REQUIREMENT ▸ Copy the data exactly, line for line.

SUPPLIED MATERIAL Start Marker

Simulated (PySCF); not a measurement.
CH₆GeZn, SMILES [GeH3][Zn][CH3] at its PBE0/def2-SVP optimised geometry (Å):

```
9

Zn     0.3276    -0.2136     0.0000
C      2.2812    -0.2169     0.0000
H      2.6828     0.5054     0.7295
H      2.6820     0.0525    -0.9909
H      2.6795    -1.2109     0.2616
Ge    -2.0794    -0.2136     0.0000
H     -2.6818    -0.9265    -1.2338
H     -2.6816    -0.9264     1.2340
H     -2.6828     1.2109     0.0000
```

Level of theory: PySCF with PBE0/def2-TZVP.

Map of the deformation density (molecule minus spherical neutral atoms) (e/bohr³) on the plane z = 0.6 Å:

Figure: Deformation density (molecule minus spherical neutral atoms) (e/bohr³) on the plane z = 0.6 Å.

SUPPLIED MATERIAL End Marker

SOLUTION ▸
Simulated (PySCF); not a measurement.
CH₆GeZn, SMILES [GeH3][Zn][CH3] at its PBE0/def2-SVP optimised geometry (Å):

```
9

Zn     0.3276    -0.2136     0.0000
C      2.2812    -0.2169     0.0000
H      2.6828     0.5054     0.7295
H      2.6820     0.0525    -0.9909
H      2.6795    -1.2109     0.2616
Ge    -2.0794    -0.2136     0.0000
H     -2.6818    -0.9265    -1.2338
H     -2.6816    -0.9264     1.2340
H     -2.6828     1.2109     0.0000
```

Level of theory: PySCF with PBE0/def2-TZVP.

Map of the deformation density (molecule minus spherical neutral atoms) (e/bohr³) on the plane z = 0.6 Å:

Figure: Deformation density (molecule minus spherical neutral atoms) (e/bohr³) on the plane z = 0.6 Å.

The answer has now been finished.